# [Work task]
Nothing but an exact copy of the data should be output.

# [Data shown]
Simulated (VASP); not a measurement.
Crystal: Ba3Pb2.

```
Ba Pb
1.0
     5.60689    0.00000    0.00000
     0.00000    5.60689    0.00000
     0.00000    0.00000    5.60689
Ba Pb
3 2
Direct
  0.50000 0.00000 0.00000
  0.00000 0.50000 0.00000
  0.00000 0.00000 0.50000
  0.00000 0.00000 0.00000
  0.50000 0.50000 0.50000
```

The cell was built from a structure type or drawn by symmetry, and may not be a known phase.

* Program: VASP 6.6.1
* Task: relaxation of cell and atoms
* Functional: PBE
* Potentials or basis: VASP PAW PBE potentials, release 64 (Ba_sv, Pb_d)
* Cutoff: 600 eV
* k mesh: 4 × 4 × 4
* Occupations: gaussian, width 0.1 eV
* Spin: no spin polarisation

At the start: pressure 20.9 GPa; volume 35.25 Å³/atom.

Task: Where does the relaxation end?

# [Exercise solution]
Simulated (VASP); not a measurement.
Crystal: Ba3Pb2.

```
Ba Pb
1.0
     5.60689    0.00000    0.00000
     0.00000    5.60689    0.00000
     0.00000    0.00000    5.60689
Ba Pb
3 2
Direct
  0.50000 0.00000 0.00000
  0.00000 0.50000 0.00000
  0.00000 0.00000 0.50000
  0.00000 0.00000 0.00000
  0.50000 0.50000 0.50000
```

The cell was built from a structure type or drawn by symmetry, and may not be a known phase.

* Program: VASP 6.6.1
* Task: relaxation of cell and atoms
* Functional: PBE
* Potentials or basis: VASP PAW PBE potentials, release 64 (Ba_sv, Pb_d)
* Cutoff: 600 eV
* k mesh: 4 × 4 × 4
* Occupations: gaussian, width 0.1 eV
* Spin: no spin polarisation

At the start: pressure 20.9 GPa; volume 35.25 Å³/atom.

Task: Where does the relaxation end?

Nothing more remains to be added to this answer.